What you return should be the lines from the first line of the records below through the line holding "Output of a", unchanged.

###

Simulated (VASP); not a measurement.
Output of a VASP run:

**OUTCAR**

###

Task result:
Simulated (VASP); not a measurement.
Output of a VASP run:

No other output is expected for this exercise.